*** Provided information ***

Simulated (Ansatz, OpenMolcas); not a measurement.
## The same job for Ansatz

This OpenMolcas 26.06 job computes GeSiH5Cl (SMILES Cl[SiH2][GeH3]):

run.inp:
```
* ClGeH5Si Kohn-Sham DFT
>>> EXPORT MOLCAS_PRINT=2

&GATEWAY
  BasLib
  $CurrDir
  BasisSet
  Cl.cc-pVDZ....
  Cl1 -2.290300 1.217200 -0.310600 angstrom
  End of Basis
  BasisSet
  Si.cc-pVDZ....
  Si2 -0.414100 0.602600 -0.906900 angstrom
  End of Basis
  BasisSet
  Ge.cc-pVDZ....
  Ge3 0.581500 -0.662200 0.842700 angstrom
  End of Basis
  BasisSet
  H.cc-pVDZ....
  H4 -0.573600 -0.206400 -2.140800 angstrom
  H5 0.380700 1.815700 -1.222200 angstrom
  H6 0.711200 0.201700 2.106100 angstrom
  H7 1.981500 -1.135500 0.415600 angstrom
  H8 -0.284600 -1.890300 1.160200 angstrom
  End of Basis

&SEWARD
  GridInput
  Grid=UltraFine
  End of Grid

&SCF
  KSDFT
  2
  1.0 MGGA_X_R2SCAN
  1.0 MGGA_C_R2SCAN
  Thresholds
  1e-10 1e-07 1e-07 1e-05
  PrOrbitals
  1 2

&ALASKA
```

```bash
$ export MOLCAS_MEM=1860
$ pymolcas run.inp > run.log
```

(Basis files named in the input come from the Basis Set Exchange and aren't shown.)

*** End of Provided information ***

◆ **Work instruction**: Output all of the entries without altering a single word.

◆ **Answer section**:
Simulated (Ansatz, OpenMolcas); not a measurement.
## The same job for Ansatz

This OpenMolcas 26.06 job computes GeSiH5Cl (SMILES Cl[SiH2][GeH3]):

run.inp:
```
* ClGeH5Si Kohn-Sham DFT
>>> EXPORT MOLCAS_PRINT=2

&GATEWAY
  BasLib
  $CurrDir
  BasisSet
  Cl.cc-pVDZ....
  Cl1 -2.290300 1.217200 -0.310600 angstrom
  End of Basis
  BasisSet
  Si.cc-pVDZ....
  Si2 -0.414100 0.602600 -0.906900 angstrom
  End of Basis
  BasisSet
  Ge.cc-pVDZ....
  Ge3 0.581500 -0.662200 0.842700 angstrom
  End of Basis
  BasisSet
  H.cc-pVDZ....
  H4 -0.573600 -0.206400 -2.140800 angstrom
  H5 0.380700 1.815700 -1.222200 angstrom
  H6 0.711200 0.201700 2.106100 angstrom
  H7 1.981500 -1.135500 0.415600 angstrom
  H8 -0.284600 -1.890300 1.160200 angstrom
  End of Basis

&SEWARD
  GridInput
  Grid=UltraFine
  End of Grid

&SCF
  KSDFT
  2
  1.0 MGGA_X_R2SCAN
  1.0 MGGA_C_R2SCAN
  Thresholds
  1e-10 1e-07 1e-07 1e-05
  PrOrbitals
  1 2

&ALASKA
```

```bash
$ export MOLCAS_MEM=1860
$ pymolcas run.inp > run.log
```

(Basis files named in the input come from the Basis Set Exchange and aren't shown.)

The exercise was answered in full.